[Source data]
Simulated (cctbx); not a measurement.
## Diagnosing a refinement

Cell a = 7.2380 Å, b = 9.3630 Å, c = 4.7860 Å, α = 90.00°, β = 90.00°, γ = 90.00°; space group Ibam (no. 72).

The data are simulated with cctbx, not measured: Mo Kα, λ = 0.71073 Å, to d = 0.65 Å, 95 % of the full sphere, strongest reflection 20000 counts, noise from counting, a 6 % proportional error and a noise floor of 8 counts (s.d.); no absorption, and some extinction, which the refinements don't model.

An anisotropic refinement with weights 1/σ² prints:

[Task item]
Write out the data again in full. Match it exactly.

[Task result]
Simulated (cctbx); not a measurement.
## Diagnosing a refinement

Cell a = 7.2380 Å, b = 9.3630 Å, c = 4.7860 Å, α = 90.00°, β = 90.00°, γ = 90.00°; space group Ibam (no. 72).

The data are simulated with cctbx, not measured: Mo Kα, λ = 0.71073 Å, to d = 0.65 Å, 95 % of the full sphere, strongest reflection 20000 counts, noise from counting, a 6 % proportional error and a noise floor of 8 counts (s.d.); no absorption, and some extinction, which the refinements don't model.

An anisotropic refinement with weights 1/σ² prints:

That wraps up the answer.